_WORK ORDER:_ Return only the lines running from the first line of the listing through the one with "Caveats: the cell", unchanged.

━━━━━ DATA EXTRACT

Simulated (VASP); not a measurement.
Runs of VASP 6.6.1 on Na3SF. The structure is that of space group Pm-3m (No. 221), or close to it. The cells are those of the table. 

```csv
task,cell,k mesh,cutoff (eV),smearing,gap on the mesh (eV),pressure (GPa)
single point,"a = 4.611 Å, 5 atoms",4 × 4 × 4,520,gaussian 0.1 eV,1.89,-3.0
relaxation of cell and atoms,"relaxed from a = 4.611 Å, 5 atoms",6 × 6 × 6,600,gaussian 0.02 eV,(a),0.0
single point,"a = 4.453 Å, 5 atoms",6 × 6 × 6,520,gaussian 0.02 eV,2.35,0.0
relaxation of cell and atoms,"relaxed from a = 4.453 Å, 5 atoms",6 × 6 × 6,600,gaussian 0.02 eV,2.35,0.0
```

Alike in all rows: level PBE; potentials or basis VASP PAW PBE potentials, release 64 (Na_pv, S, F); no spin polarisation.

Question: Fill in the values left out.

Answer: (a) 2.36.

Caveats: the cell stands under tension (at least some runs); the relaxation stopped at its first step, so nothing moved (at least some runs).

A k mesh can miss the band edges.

━━━━━━━━━━

_ANSWER SECTION:_
Simulated (VASP); not a measurement.
Runs of VASP 6.6.1 on Na3SF. The structure is that of space group Pm-3m (No. 221), or close to it. The cells are those of the table. 

```csv
task,cell,k mesh,cutoff (eV),smearing,gap on the mesh (eV),pressure (GPa)
single point,"a = 4.611 Å, 5 atoms",4 × 4 × 4,520,gaussian 0.1 eV,1.89,-3.0
relaxation of cell and atoms,"relaxed from a = 4.611 Å, 5 atoms",6 × 6 × 6,600,gaussian 0.02 eV,(a),0.0
single point,"a = 4.453 Å, 5 atoms",6 × 6 × 6,520,gaussian 0.02 eV,2.35,0.0
relaxation of cell and atoms,"relaxed from a = 4.453 Å, 5 atoms",6 × 6 × 6,600,gaussian 0.02 eV,2.35,0.0
```

Alike in all rows: level PBE; potentials or basis VASP PAW PBE potentials, release 64 (Na_pv, S, F); no spin polarisation.

Question: Fill in the values left out.

Answer: (a) 2.36.

Caveats: the cell stands under tension (at least some runs); the relaxation stopped at its first step, so nothing moved (at least some runs).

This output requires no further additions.